→ REQUIRED ACTION: Each record must be output exactly and in full.

→ EXERCISE DATA:
▼▼▼

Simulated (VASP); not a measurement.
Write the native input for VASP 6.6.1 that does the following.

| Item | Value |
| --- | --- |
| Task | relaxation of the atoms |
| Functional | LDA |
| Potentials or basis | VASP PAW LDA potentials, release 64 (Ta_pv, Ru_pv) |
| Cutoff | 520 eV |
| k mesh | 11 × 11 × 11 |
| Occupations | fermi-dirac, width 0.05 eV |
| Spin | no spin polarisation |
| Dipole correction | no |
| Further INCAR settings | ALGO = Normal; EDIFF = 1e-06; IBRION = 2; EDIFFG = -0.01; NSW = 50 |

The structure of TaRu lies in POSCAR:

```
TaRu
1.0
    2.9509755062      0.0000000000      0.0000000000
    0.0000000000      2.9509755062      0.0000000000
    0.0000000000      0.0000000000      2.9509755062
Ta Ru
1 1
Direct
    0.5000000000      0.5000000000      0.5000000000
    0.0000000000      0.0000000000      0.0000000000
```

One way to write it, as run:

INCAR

▲▲▲

→ PROBLEM SOLUTION:
Simulated (VASP); not a measurement.
Write the native input for VASP 6.6.1 that does the following.

| Item | Value |
| --- | --- |
| Task | relaxation of the atoms |
| Functional | LDA |
| Potentials or basis | VASP PAW LDA potentials, release 64 (Ta_pv, Ru_pv) |
| Cutoff | 520 eV |
| k mesh | 11 × 11 × 11 |
| Occupations | fermi-dirac, width 0.05 eV |
| Spin | no spin polarisation |
| Dipole correction | no |
| Further INCAR settings | ALGO = Normal; EDIFF = 1e-06; IBRION = 2; EDIFFG = -0.01; NSW = 50 |

The structure of TaRu lies in POSCAR:

```
TaRu
1.0
    2.9509755062      0.0000000000      0.0000000000
    0.0000000000      2.9509755062      0.0000000000
    0.0000000000      0.0000000000      2.9509755062
Ta Ru
1 1
Direct
    0.5000000000      0.5000000000      0.5000000000
    0.0000000000      0.0000000000      0.0000000000
```

One way to write it, as run:

INCAR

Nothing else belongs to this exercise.